Work order: Repeat only the stretch of lines below that runs from the line with "-0.092 | 29.9 |" through the line with "-0.096 | 29.4 |", unaltered.

Source information:
□ □ □ □ □

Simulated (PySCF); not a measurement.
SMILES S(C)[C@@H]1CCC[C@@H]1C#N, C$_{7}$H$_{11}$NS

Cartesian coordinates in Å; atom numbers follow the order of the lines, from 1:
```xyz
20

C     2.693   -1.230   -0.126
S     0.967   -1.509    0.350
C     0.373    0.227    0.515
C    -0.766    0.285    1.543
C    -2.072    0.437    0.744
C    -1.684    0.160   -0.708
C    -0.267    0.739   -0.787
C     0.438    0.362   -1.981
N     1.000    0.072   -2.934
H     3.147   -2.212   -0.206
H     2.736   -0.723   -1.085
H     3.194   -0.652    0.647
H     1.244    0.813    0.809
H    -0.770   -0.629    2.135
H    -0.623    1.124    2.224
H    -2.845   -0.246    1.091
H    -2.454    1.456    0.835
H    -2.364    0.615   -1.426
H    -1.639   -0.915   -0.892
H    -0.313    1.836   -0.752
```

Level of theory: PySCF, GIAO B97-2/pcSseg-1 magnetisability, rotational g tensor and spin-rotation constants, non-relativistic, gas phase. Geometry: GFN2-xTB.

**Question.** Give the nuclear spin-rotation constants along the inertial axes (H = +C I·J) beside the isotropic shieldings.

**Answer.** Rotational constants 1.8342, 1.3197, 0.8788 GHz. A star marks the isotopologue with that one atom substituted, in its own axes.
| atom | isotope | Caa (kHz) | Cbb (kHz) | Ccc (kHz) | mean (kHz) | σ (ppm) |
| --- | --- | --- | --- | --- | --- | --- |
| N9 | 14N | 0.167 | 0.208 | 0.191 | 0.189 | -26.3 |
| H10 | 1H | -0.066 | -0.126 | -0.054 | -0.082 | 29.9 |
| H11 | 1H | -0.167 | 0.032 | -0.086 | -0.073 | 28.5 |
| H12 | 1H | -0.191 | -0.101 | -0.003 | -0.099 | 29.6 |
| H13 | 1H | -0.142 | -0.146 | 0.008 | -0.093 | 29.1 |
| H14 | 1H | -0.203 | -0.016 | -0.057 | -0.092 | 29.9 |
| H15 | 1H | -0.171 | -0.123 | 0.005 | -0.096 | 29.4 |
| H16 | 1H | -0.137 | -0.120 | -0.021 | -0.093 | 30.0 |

□ □ □ □ □

Your solution:
| H14 | 1H | -0.203 | -0.016 | -0.057 | -0.092 | 29.9 |
| H15 | 1H | -0.171 | -0.123 | 0.005 | -0.096 | 29.4 |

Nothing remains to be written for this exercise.